---------- Dataset records

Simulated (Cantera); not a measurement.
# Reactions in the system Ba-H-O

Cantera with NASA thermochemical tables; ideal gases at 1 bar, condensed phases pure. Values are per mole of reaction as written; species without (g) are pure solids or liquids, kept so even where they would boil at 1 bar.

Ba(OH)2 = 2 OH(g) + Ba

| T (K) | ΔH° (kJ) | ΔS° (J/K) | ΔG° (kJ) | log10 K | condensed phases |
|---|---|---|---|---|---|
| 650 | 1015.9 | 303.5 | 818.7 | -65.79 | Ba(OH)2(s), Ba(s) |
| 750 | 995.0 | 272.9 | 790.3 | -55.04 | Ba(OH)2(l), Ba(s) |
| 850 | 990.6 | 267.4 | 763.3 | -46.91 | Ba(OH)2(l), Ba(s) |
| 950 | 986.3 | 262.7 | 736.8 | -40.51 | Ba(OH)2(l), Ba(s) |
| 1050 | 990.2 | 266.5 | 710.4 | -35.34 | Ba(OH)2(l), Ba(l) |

--------------------

Work order —
Exact reproduction of every entry is needed.

Result —
Simulated (Cantera); not a measurement.
# Reactions in the system Ba-H-O

Cantera with NASA thermochemical tables; ideal gases at 1 bar, condensed phases pure. Values are per mole of reaction as written; species without (g) are pure solids or liquids, kept so even where they would boil at 1 bar.

Ba(OH)2 = 2 OH(g) + Ba

| T (K) | ΔH° (kJ) | ΔS° (J/K) | ΔG° (kJ) | log10 K | condensed phases |
|---|---|---|---|---|---|
| 650 | 1015.9 | 303.5 | 818.7 | -65.79 | Ba(OH)2(s), Ba(s) |
| 750 | 995.0 | 272.9 | 790.3 | -55.04 | Ba(OH)2(l), Ba(s) |
| 850 | 990.6 | 267.4 | 763.3 | -46.91 | Ba(OH)2(l), Ba(s) |
| 950 | 986.3 | 262.7 | 736.8 | -40.51 | Ba(OH)2(l), Ba(s) |
| 1050 | 990.2 | 266.5 | 710.4 | -35.34 | Ba(OH)2(l), Ba(l) |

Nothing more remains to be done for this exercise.